● **Required action**
The response should contain every entry, reproduced exactly.

● **Data extract**
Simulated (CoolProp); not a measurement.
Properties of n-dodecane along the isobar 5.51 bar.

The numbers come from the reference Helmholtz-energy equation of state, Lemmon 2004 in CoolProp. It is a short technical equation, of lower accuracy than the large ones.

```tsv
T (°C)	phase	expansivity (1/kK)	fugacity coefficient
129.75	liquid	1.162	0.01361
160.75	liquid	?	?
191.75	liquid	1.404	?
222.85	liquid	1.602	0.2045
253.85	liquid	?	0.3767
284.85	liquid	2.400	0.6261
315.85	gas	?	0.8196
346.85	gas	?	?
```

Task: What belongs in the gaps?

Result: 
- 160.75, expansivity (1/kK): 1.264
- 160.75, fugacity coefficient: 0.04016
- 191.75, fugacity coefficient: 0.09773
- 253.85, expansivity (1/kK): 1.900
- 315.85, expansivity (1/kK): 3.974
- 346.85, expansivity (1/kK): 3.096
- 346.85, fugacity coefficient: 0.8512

● **Problem solution**
Simulated (CoolProp); not a measurement.
Properties of n-dodecane along the isobar 5.51 bar.

The numbers come from the reference Helmholtz-energy equation of state, Lemmon 2004 in CoolProp. It is a short technical equation, of lower accuracy than the large ones.

```tsv
T (°C)	phase	expansivity (1/kK)	fugacity coefficient
129.75	liquid	1.162	0.01361
160.75	liquid	?	?
191.75	liquid	1.404	?
222.85	liquid	1.602	0.2045
253.85	liquid	?	0.3767
284.85	liquid	2.400	0.6261
315.85	gas	?	0.8196
346.85	gas	?	?
```

Task: What belongs in the gaps?

Result: 
- 160.75, expansivity (1/kK): 1.264
- 160.75, fugacity coefficient: 0.04016
- 191.75, fugacity coefficient: 0.09773
- 253.85, expansivity (1/kK): 1.900
- 315.85, expansivity (1/kK): 3.974
- 346.85, expansivity (1/kK): 3.096
- 346.85, fugacity coefficient: 0.8512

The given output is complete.